- ASSIGNMENT -
In the entries below, find the line with "width 0.01 eV" and the line with "Answer: Band gap". Print those two and everything between them exactly, and nothing else.

- GIVEN DATA -
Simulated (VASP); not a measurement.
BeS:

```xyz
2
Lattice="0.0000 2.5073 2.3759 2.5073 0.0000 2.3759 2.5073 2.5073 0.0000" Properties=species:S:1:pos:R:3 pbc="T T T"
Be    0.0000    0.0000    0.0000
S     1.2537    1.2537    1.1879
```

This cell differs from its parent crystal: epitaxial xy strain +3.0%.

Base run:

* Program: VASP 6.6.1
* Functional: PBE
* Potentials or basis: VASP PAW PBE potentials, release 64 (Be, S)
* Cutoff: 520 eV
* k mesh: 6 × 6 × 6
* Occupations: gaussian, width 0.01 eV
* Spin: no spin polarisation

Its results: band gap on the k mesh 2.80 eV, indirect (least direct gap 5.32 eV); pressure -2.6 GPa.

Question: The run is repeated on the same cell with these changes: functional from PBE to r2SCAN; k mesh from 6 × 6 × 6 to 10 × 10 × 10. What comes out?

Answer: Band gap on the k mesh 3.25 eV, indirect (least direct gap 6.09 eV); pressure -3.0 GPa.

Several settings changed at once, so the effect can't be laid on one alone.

- WRITTEN SOLUTION -
* Occupations: gaussian, width 0.01 eV
* Spin: no spin polarisation

Its results: band gap on the k mesh 2.80 eV, indirect (least direct gap 5.32 eV); pressure -2.6 GPa.

Question: The run is repeated on the same cell with these changes: functional from PBE to r2SCAN; k mesh from 6 × 6 × 6 to 10 × 10 × 10. What comes out?

Answer: Band gap on the k mesh 3.25 eV, indirect (least direct gap 6.09 eV); pressure -3.0 GPa.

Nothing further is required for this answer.